(Raw data)

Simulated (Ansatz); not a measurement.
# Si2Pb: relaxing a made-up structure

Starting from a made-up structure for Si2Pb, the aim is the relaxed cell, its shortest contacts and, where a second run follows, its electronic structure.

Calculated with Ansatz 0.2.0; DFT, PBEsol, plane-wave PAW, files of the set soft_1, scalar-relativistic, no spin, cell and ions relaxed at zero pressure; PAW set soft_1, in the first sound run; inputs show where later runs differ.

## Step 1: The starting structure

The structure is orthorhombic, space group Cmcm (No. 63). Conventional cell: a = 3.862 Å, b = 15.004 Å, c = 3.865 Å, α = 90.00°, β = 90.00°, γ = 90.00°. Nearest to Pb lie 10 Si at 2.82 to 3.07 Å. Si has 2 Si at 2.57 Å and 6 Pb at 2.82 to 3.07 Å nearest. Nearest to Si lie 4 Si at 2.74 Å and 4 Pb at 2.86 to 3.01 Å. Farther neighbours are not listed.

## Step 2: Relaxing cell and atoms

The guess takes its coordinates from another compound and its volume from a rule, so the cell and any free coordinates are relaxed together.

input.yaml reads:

(End Raw data)

### Exercise
Within the material above, the line with "# Si2Pb: relaxing a made-up structure" opens the range and the line with "## Step 2: Relaxing cell and atoms" closes it; reproduce that range word for word.

### Response box
# Si2Pb: relaxing a made-up structure

Starting from a made-up structure for Si2Pb, the aim is the relaxed cell, its shortest contacts and, where a second run follows, its electronic structure.

Calculated with Ansatz 0.2.0; DFT, PBEsol, plane-wave PAW, files of the set soft_1, scalar-relativistic, no spin, cell and ions relaxed at zero pressure; PAW set soft_1, in the first sound run; inputs show where later runs differ.

## Step 1: The starting structure

The structure is orthorhombic, space group Cmcm (No. 63). Conventional cell: a = 3.862 Å, b = 15.004 Å, c = 3.865 Å, α = 90.00°, β = 90.00°, γ = 90.00°. Nearest to Pb lie 10 Si at 2.82 to 3.07 Å. Si has 2 Si at 2.57 Å and 6 Pb at 2.82 to 3.07 Å nearest. Nearest to Si lie 4 Si at 2.74 Å and 4 Pb at 2.86 to 3.01 Å. Farther neighbours are not listed.

## Step 2: Relaxing cell and atoms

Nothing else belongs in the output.